Segment Start: Data to examine

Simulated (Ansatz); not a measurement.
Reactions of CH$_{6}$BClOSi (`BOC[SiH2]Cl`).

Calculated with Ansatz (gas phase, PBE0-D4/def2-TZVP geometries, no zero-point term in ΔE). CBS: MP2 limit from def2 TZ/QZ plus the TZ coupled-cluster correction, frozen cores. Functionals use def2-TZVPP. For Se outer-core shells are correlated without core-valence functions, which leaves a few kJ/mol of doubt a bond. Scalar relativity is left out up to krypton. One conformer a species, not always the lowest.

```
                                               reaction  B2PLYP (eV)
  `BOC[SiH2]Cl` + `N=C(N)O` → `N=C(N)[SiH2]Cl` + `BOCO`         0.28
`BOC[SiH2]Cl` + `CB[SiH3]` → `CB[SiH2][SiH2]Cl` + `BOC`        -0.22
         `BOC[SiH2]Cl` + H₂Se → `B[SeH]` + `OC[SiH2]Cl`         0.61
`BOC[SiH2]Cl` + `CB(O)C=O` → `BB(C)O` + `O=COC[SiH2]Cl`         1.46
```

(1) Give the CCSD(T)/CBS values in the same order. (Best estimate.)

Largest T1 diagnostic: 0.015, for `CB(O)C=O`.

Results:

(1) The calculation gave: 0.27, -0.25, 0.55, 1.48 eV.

Segment End: Data to examine

Quote the records from their first line to the line with "(1) Give the", inclusive, without adding or dropping anything.

> _Exercise output_:
Simulated (Ansatz); not a measurement.
Reactions of CH$_{6}$BClOSi (`BOC[SiH2]Cl`).

Calculated with Ansatz (gas phase, PBE0-D4/def2-TZVP geometries, no zero-point term in ΔE). CBS: MP2 limit from def2 TZ/QZ plus the TZ coupled-cluster correction, frozen cores. Functionals use def2-TZVPP. For Se outer-core shells are correlated without core-valence functions, which leaves a few kJ/mol of doubt a bond. Scalar relativity is left out up to krypton. One conformer a species, not always the lowest.

```
                                               reaction  B2PLYP (eV)
  `BOC[SiH2]Cl` + `N=C(N)O` → `N=C(N)[SiH2]Cl` + `BOCO`         0.28
`BOC[SiH2]Cl` + `CB[SiH3]` → `CB[SiH2][SiH2]Cl` + `BOC`        -0.22
         `BOC[SiH2]Cl` + H₂Se → `B[SeH]` + `OC[SiH2]Cl`         0.61
`BOC[SiH2]Cl` + `CB(O)C=O` → `BB(C)O` + `O=COC[SiH2]Cl`         1.46
```

(1) Give the CCSD(T)/CBS values in the same order. (Best estimate.)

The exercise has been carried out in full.